*DATA LISTING*:
= = = = = = =
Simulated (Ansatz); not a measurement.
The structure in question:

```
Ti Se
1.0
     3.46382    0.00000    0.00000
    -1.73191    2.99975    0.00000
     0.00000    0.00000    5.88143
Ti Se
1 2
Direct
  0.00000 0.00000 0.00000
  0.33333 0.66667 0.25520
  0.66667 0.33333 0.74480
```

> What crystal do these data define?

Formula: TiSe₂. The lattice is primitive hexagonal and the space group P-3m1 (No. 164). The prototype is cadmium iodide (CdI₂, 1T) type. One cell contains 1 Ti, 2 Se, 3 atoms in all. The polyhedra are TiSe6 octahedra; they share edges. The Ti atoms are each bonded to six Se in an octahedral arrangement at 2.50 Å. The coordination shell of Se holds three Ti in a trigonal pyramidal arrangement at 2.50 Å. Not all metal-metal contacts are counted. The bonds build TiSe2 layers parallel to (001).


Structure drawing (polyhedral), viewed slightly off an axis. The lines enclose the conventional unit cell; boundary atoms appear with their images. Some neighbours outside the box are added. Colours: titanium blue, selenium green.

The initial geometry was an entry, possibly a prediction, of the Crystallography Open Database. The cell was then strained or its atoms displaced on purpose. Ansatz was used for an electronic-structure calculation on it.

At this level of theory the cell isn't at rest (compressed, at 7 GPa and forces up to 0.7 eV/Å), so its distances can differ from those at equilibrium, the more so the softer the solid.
= = = = = = =

*BRIEF*:
Restate, word for word and with nothing added, the lines from the first line of the listing through the one where "Formula: TiSe₂. The" stands.

*WRITTEN SOLUTION*:
Simulated (Ansatz); not a measurement.
The structure in question:

```
Ti Se
1.0
     3.46382    0.00000    0.00000
    -1.73191    2.99975    0.00000
     0.00000    0.00000    5.88143
Ti Se
1 2
Direct
  0.00000 0.00000 0.00000
  0.33333 0.66667 0.25520
  0.66667 0.33333 0.74480
```

> What crystal do these data define?

Formula: TiSe₂. The lattice is primitive hexagonal and the space group P-3m1 (No. 164). The prototype is cadmium iodide (CdI₂, 1T) type. One cell contains 1 Ti, 2 Se, 3 atoms in all. The polyhedra are TiSe6 octahedra; they share edges. The Ti atoms are each bonded to six Se in an octahedral arrangement at 2.50 Å. The coordination shell of Se holds three Ti in a trigonal pyramidal arrangement at 2.50 Å. Not all metal-metal contacts are counted. The bonds build TiSe2 layers parallel to (001).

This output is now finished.